LISTED ENTRIES:
--- START ---

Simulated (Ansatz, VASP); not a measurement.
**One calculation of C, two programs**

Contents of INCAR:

--- END ---

ASSIGNMENT: The data given above must be transcribed exactly and completely.

EXERCISE ANSWER:
Simulated (Ansatz, VASP); not a measurement.
**One calculation of C, two programs**

Contents of INCAR:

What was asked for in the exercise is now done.